— Data for review —
####
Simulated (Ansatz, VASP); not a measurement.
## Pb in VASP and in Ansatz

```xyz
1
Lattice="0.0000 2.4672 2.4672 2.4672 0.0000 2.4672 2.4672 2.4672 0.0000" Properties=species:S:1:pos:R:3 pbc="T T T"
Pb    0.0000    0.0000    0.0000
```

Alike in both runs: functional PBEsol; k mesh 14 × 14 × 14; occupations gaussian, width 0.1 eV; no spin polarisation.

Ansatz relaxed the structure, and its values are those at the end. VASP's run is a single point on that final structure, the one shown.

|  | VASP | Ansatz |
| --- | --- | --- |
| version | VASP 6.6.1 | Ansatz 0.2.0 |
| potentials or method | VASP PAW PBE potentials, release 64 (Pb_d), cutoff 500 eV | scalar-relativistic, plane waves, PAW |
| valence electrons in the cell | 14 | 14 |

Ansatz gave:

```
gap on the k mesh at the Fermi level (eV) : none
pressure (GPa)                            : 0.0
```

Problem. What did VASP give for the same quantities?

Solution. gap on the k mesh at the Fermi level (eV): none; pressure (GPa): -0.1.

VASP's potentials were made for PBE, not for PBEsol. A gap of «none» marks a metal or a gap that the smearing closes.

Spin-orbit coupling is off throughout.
####

— Required action —
An exact reproduction of the listing is needed.

— Answer section —
Simulated (Ansatz, VASP); not a measurement.
## Pb in VASP and in Ansatz

```xyz
1
Lattice="0.0000 2.4672 2.4672 2.4672 0.0000 2.4672 2.4672 2.4672 0.0000" Properties=species:S:1:pos:R:3 pbc="T T T"
Pb    0.0000    0.0000    0.0000
```

Alike in both runs: functional PBEsol; k mesh 14 × 14 × 14; occupations gaussian, width 0.1 eV; no spin polarisation.

Ansatz relaxed the structure, and its values are those at the end. VASP's run is a single point on that final structure, the one shown.

|  | VASP | Ansatz |
| --- | --- | --- |
| version | VASP 6.6.1 | Ansatz 0.2.0 |
| potentials or method | VASP PAW PBE potentials, release 64 (Pb_d), cutoff 500 eV | scalar-relativistic, plane waves, PAW |
| valence electrons in the cell | 14 | 14 |

Ansatz gave:

```
gap on the k mesh at the Fermi level (eV) : none
pressure (GPa)                            : 0.0
```

Problem. What did VASP give for the same quantities?

Solution. gap on the k mesh at the Fermi level (eV): none; pressure (GPa): -0.1.

VASP's potentials were made for PBE, not for PBEsol. A gap of «none» marks a metal or a gap that the smearing closes.

Spin-orbit coupling is off throughout.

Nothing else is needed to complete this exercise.